§ §
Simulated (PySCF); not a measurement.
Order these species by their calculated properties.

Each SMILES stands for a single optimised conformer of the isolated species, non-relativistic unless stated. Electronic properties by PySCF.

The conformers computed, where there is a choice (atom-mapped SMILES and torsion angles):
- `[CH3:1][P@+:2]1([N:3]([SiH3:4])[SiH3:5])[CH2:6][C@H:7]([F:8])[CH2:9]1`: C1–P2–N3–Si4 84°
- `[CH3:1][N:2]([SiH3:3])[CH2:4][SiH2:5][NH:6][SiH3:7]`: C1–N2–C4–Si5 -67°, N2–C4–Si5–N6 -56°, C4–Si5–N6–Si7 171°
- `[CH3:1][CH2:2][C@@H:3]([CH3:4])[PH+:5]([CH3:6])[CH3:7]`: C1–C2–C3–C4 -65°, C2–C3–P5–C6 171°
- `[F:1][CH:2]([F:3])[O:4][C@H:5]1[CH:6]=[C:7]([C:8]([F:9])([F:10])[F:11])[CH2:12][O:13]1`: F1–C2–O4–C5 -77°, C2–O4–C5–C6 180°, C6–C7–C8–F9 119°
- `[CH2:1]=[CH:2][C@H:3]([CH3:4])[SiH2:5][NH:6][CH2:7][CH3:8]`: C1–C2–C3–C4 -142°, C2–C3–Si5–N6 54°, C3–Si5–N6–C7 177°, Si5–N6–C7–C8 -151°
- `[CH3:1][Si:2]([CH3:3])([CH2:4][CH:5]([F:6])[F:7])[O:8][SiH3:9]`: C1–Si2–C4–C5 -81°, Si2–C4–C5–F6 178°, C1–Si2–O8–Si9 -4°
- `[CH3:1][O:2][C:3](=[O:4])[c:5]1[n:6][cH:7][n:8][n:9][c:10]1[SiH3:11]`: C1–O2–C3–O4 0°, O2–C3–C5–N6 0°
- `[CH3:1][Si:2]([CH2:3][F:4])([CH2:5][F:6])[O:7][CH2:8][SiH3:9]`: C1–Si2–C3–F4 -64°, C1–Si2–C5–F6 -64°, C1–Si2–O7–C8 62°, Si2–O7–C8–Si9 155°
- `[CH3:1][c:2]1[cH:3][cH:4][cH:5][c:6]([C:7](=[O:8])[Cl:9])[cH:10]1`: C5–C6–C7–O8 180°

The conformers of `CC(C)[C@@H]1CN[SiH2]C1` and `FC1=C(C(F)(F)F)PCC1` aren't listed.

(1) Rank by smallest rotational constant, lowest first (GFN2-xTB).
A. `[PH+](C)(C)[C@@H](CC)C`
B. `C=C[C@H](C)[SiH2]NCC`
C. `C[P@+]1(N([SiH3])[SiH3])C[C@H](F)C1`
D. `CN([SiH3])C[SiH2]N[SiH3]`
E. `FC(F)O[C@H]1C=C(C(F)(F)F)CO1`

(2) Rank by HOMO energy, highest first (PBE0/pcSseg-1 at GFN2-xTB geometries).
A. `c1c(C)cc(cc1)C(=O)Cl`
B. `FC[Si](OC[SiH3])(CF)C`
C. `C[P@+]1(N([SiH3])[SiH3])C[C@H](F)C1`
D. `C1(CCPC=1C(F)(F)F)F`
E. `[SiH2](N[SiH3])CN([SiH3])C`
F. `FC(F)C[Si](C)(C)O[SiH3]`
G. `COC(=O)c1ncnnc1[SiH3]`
§ §

**Assigned task:** From the start of the data to the line that holds "Each SMILES stands", retype each line exactly, with both ends included.

**Written response:**
Simulated (PySCF); not a measurement.
Order these species by their calculated properties.

Each SMILES stands for a single optimised conformer of the isolated species, non-relativistic unless stated. Electronic properties by PySCF.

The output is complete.